= REQUIRED ACTION =
The lines from the start of the data through the line with "Problem. Which form" are to be returned verbatim; all later lines are to be omitted.

= DATA PROVIDED =
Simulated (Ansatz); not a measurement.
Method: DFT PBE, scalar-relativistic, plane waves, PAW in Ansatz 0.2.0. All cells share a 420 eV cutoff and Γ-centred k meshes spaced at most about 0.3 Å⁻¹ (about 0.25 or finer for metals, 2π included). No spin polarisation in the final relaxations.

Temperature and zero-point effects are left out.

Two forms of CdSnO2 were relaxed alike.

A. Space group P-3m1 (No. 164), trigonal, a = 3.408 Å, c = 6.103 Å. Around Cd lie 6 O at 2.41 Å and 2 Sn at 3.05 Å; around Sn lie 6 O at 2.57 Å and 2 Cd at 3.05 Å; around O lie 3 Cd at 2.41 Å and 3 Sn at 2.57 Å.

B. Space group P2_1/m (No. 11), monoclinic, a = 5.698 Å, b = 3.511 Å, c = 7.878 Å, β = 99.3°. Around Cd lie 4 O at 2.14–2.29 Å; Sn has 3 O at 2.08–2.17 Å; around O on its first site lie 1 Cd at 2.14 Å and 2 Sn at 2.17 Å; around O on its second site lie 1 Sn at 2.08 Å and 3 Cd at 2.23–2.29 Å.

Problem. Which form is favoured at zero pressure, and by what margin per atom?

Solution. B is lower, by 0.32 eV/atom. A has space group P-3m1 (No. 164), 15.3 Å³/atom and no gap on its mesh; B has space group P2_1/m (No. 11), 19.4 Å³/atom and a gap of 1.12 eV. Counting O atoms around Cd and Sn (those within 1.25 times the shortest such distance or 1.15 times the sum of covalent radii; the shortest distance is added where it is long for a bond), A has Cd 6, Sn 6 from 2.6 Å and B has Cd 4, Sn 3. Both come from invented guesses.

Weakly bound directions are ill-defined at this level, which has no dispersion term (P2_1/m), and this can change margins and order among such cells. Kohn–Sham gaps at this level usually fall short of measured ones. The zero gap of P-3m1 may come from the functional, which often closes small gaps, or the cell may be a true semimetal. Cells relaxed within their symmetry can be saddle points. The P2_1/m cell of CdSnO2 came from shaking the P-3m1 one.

= WRITTEN REPLY =
Simulated (Ansatz); not a measurement.
Method: DFT PBE, scalar-relativistic, plane waves, PAW in Ansatz 0.2.0. All cells share a 420 eV cutoff and Γ-centred k meshes spaced at most about 0.3 Å⁻¹ (about 0.25 or finer for metals, 2π included). No spin polarisation in the final relaxations.

Temperature and zero-point effects are left out.

Two forms of CdSnO2 were relaxed alike.

A. Space group P-3m1 (No. 164), trigonal, a = 3.408 Å, c = 6.103 Å. Around Cd lie 6 O at 2.41 Å and 2 Sn at 3.05 Å; around Sn lie 6 O at 2.57 Å and 2 Cd at 3.05 Å; around O lie 3 Cd at 2.41 Å and 3 Sn at 2.57 Å.

B. Space group P2_1/m (No. 11), monoclinic, a = 5.698 Å, b = 3.511 Å, c = 7.878 Å, β = 99.3°. Around Cd lie 4 O at 2.14–2.29 Å; Sn has 3 O at 2.08–2.17 Å; around O on its first site lie 1 Cd at 2.14 Å and 2 Sn at 2.17 Å; around O on its second site lie 1 Sn at 2.08 Å and 3 Cd at 2.23–2.29 Å.

Problem. Which form is favoured at zero pressure, and by what margin per atom?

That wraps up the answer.